+ + +

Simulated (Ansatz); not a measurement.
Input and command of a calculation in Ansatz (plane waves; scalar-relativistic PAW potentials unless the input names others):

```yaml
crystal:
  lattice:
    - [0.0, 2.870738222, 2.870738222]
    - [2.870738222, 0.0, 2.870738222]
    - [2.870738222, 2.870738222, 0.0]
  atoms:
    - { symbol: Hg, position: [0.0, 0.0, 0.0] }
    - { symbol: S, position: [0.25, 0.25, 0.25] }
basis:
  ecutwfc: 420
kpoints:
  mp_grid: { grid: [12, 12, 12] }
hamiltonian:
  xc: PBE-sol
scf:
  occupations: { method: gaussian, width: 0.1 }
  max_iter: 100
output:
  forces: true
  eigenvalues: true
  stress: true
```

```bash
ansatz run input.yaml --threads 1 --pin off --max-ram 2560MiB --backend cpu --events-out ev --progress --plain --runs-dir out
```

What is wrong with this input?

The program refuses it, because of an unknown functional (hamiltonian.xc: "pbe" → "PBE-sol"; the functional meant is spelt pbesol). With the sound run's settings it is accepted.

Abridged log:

+ + +

◆ Work task: The whole of the data is to be copied out word for word.

◆ Task response:
Simulated (Ansatz); not a measurement.
Input and command of a calculation in Ansatz (plane waves; scalar-relativistic PAW potentials unless the input names others):

```yaml
crystal:
  lattice:
    - [0.0, 2.870738222, 2.870738222]
    - [2.870738222, 0.0, 2.870738222]
    - [2.870738222, 2.870738222, 0.0]
  atoms:
    - { symbol: Hg, position: [0.0, 0.0, 0.0] }
    - { symbol: S, position: [0.25, 0.25, 0.25] }
basis:
  ecutwfc: 420
kpoints:
  mp_grid: { grid: [12, 12, 12] }
hamiltonian:
  xc: PBE-sol
scf:
  occupations: { method: gaussian, width: 0.1 }
  max_iter: 100
output:
  forces: true
  eigenvalues: true
  stress: true
```

```bash
ansatz run input.yaml --threads 1 --pin off --max-ram 2560MiB --backend cpu --events-out ev --progress --plain --runs-dir out
```

What is wrong with this input?

The program refuses it, because of an unknown functional (hamiltonian.xc: "pbe" → "PBE-sol"; the functional meant is spelt pbesol). With the sound run's settings it is accepted.

Abridged log:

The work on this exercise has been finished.